## Work item:
Beginning with the first line below, please repeat the material exactly, ending with the line that includes "No measurement is".

——————————

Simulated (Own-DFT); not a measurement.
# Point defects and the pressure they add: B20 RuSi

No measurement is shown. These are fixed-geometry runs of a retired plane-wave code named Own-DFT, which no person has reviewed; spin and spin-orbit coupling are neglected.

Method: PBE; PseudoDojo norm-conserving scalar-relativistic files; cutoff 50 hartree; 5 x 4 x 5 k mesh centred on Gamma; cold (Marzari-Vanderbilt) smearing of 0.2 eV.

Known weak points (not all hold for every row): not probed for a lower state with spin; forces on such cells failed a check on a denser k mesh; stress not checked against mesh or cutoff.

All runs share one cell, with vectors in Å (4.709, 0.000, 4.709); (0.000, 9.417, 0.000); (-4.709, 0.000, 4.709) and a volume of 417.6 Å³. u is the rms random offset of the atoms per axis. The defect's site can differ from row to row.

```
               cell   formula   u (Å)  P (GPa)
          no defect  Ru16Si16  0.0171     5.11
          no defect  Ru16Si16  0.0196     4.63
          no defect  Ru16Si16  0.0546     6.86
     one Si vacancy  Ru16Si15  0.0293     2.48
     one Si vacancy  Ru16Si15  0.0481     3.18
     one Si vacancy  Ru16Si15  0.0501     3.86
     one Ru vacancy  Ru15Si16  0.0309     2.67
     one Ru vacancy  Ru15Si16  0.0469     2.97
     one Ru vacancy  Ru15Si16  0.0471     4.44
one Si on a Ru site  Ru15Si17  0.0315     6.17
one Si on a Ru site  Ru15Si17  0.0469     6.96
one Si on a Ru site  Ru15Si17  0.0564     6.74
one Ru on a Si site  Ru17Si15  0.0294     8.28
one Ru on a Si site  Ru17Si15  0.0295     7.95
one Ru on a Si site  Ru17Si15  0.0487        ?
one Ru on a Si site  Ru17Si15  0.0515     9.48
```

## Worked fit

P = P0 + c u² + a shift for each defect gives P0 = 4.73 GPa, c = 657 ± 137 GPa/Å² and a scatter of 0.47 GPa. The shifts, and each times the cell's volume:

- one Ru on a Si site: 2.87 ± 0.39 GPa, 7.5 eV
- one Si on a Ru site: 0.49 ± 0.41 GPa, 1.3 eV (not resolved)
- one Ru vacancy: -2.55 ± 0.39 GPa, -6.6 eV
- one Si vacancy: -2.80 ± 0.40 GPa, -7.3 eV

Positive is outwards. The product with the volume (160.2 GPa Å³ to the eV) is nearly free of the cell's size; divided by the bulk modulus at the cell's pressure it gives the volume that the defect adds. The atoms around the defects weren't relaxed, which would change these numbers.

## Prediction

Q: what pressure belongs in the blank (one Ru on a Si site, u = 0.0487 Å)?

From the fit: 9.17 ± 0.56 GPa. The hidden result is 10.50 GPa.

——————————

## Answer space:
Simulated (Own-DFT); not a measurement.
# Point defects and the pressure they add: B20 RuSi

No measurement is shown. These are fixed-geometry runs of a retired plane-wave code named Own-DFT, which no person has reviewed; spin and spin-orbit coupling are neglected.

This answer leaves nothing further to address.